▶ Task item
Below are the records; output them exactly from the first line through the line with "678 | 36.8 |", stopping there.

▶ Supplied entries
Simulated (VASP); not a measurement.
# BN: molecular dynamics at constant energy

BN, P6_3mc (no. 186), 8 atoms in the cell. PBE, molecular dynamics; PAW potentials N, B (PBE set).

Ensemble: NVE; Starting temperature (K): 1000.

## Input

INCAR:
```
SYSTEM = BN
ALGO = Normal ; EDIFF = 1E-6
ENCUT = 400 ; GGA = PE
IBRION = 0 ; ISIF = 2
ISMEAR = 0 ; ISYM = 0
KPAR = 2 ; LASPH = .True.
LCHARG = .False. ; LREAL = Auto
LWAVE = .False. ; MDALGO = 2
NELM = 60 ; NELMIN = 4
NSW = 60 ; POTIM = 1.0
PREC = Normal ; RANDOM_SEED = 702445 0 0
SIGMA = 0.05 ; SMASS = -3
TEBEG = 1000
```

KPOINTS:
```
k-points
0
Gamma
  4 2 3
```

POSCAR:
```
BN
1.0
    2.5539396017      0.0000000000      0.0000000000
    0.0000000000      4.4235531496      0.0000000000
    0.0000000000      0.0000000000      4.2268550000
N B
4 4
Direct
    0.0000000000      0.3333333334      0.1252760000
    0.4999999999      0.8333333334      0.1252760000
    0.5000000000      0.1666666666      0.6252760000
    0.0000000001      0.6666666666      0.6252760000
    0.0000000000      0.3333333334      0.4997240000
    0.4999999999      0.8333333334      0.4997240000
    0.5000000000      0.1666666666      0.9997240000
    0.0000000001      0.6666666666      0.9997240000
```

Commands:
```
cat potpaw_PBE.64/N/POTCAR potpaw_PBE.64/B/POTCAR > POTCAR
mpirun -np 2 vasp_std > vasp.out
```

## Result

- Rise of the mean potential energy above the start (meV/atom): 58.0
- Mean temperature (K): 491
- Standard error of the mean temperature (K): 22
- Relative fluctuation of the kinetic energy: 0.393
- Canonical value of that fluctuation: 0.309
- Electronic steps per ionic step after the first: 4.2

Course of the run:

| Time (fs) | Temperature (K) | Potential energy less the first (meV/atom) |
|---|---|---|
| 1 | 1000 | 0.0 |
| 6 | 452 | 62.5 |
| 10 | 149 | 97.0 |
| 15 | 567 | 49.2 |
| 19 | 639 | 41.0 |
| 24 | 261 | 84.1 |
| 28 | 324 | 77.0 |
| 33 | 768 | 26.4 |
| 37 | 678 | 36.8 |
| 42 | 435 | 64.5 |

▶ Response area
Simulated (VASP); not a measurement.
# BN: molecular dynamics at constant energy

BN, P6_3mc (no. 186), 8 atoms in the cell. PBE, molecular dynamics; PAW potentials N, B (PBE set).

Ensemble: NVE; Starting temperature (K): 1000.

## Input

INCAR:
```
SYSTEM = BN
ALGO = Normal ; EDIFF = 1E-6
ENCUT = 400 ; GGA = PE
IBRION = 0 ; ISIF = 2
ISMEAR = 0 ; ISYM = 0
KPAR = 2 ; LASPH = .True.
LCHARG = .False. ; LREAL = Auto
LWAVE = .False. ; MDALGO = 2
NELM = 60 ; NELMIN = 4
NSW = 60 ; POTIM = 1.0
PREC = Normal ; RANDOM_SEED = 702445 0 0
SIGMA = 0.05 ; SMASS = -3
TEBEG = 1000
```

KPOINTS:
```
k-points
0
Gamma
  4 2 3
```

POSCAR:
```
BN
1.0
    2.5539396017      0.0000000000      0.0000000000
    0.0000000000      4.4235531496      0.0000000000
    0.0000000000      0.0000000000      4.2268550000
N B
4 4
Direct
    0.0000000000      0.3333333334      0.1252760000
    0.4999999999      0.8333333334      0.1252760000
    0.5000000000      0.1666666666      0.6252760000
    0.0000000001      0.6666666666      0.6252760000
    0.0000000000      0.3333333334      0.4997240000
    0.4999999999      0.8333333334      0.4997240000
    0.5000000000      0.1666666666      0.9997240000
    0.0000000001      0.6666666666      0.9997240000
```

Commands:
```
cat potpaw_PBE.64/N/POTCAR potpaw_PBE.64/B/POTCAR > POTCAR
mpirun -np 2 vasp_std > vasp.out
```

## Result

- Rise of the mean potential energy above the start (meV/atom): 58.0
- Mean temperature (K): 491
- Standard error of the mean temperature (K): 22
- Relative fluctuation of the kinetic energy: 0.393
- Canonical value of that fluctuation: 0.309
- Electronic steps per ionic step after the first: 4.2

Course of the run:

| Time (fs) | Temperature (K) | Potential energy less the first (meV/atom) |
|---|---|---|
| 1 | 1000 | 0.0 |
| 6 | 452 | 62.5 |
| 10 | 149 | 97.0 |
| 15 | 567 | 49.2 |
| 19 | 639 | 41.0 |
| 24 | 261 | 84.1 |
| 28 | 324 | 77.0 |
| 33 | 768 | 26.4 |
| 37 | 678 | 36.8 |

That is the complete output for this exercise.